__WORK REQUEST__. In the records below, find the line holding "Problem. Order these" and the line holding "Caveats: spin-orbit coupling". Set down both, with every line between them, exactly.

__DATA SHOWN__.
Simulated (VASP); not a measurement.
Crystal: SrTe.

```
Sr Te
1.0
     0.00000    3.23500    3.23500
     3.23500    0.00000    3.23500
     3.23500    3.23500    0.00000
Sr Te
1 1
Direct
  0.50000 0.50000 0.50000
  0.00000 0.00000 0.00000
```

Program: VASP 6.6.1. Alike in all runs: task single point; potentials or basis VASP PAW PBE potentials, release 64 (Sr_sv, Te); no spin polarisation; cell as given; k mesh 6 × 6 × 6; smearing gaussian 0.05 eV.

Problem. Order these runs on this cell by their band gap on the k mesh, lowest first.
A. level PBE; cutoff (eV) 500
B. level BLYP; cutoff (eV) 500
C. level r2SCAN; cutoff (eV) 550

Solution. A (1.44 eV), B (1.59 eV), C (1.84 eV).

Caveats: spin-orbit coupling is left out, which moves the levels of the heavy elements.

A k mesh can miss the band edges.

__YOUR SOLUTION__.
Problem. Order these runs on this cell by their band gap on the k mesh, lowest first.
A. level PBE; cutoff (eV) 500
B. level BLYP; cutoff (eV) 500
C. level r2SCAN; cutoff (eV) 550

Solution. A (1.44 eV), B (1.59 eV), C (1.84 eV).

Caveats: spin-orbit coupling is left out, which moves the levels of the heavy elements.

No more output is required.